───── Provided data ─────
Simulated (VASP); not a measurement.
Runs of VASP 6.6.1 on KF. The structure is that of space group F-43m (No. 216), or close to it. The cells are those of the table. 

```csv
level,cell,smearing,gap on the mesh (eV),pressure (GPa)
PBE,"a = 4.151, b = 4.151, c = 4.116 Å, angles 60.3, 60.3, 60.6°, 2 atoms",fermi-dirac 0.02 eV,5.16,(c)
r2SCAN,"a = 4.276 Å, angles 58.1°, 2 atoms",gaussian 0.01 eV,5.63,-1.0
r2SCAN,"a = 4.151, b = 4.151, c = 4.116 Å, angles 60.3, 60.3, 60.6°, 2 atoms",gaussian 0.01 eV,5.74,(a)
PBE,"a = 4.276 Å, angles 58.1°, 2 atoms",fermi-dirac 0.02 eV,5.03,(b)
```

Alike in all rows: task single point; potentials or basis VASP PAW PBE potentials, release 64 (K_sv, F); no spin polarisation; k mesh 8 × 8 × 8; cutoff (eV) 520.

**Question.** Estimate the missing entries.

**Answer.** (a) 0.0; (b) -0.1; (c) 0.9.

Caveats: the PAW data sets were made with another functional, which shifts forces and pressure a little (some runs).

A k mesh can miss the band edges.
─────

Work task
When copying the data above, please keep exactly the lines from its first line through the line with "-0.1; (c) 0.9.", both ends included, and drop the rest.

Response area
Simulated (VASP); not a measurement.
Runs of VASP 6.6.1 on KF. The structure is that of space group F-43m (No. 216), or close to it. The cells are those of the table. 

```csv
level,cell,smearing,gap on the mesh (eV),pressure (GPa)
PBE,"a = 4.151, b = 4.151, c = 4.116 Å, angles 60.3, 60.3, 60.6°, 2 atoms",fermi-dirac 0.02 eV,5.16,(c)
r2SCAN,"a = 4.276 Å, angles 58.1°, 2 atoms",gaussian 0.01 eV,5.63,-1.0
r2SCAN,"a = 4.151, b = 4.151, c = 4.116 Å, angles 60.3, 60.3, 60.6°, 2 atoms",gaussian 0.01 eV,5.74,(a)
PBE,"a = 4.276 Å, angles 58.1°, 2 atoms",fermi-dirac 0.02 eV,5.03,(b)
```

Alike in all rows: task single point; potentials or basis VASP PAW PBE potentials, release 64 (K_sv, F); no spin polarisation; k mesh 8 × 8 × 8; cutoff (eV) 520.

**Question.** Estimate the missing entries.

**Answer.** (a) 0.0; (b) -0.1; (c) 0.9.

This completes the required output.